■ Activity: Transcribe the records word for word, beginning with the first line and ending with the line that contains "POTCAR, in this"; include nothing else.

+ + + +
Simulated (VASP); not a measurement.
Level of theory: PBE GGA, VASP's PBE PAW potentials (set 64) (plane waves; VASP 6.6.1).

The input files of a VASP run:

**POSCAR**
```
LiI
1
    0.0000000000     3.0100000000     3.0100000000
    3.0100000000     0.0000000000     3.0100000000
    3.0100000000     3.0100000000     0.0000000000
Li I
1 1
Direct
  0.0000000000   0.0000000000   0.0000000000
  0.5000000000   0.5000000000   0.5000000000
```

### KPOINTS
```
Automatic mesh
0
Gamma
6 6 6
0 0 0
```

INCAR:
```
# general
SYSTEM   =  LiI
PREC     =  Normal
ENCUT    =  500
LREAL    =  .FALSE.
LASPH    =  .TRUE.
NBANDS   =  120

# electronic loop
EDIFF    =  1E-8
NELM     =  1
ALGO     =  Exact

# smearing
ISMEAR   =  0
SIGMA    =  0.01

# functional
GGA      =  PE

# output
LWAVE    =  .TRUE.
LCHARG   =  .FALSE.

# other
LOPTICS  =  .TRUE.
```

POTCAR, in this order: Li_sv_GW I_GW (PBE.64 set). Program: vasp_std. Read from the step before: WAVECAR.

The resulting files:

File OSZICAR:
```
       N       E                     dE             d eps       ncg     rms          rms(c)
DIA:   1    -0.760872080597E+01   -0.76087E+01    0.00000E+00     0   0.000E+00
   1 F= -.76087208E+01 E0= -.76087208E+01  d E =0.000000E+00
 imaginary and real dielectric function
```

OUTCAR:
+ + + +

■ Written answer:
Simulated (VASP); not a measurement.
Level of theory: PBE GGA, VASP's PBE PAW potentials (set 64) (plane waves; VASP 6.6.1).

The input files of a VASP run:

**POSCAR**
```
LiI
1
    0.0000000000     3.0100000000     3.0100000000
    3.0100000000     0.0000000000     3.0100000000
    3.0100000000     3.0100000000     0.0000000000
Li I
1 1
Direct
  0.0000000000   0.0000000000   0.0000000000
  0.5000000000   0.5000000000   0.5000000000
```

### KPOINTS
```
Automatic mesh
0
Gamma
6 6 6
0 0 0
```

INCAR:
```
# general
SYSTEM   =  LiI
PREC     =  Normal
ENCUT    =  500
LREAL    =  .FALSE.
LASPH    =  .TRUE.
NBANDS   =  120

# electronic loop
EDIFF    =  1E-8
NELM     =  1
ALGO     =  Exact

# smearing
ISMEAR   =  0
SIGMA    =  0.01

# functional
GGA      =  PE

# output
LWAVE    =  .TRUE.
LCHARG   =  .FALSE.

# other
LOPTICS  =  .TRUE.
```

POTCAR, in this order: Li_sv_GW I_GW (PBE.64 set). Program: vasp_std. Read from the step before: WAVECAR.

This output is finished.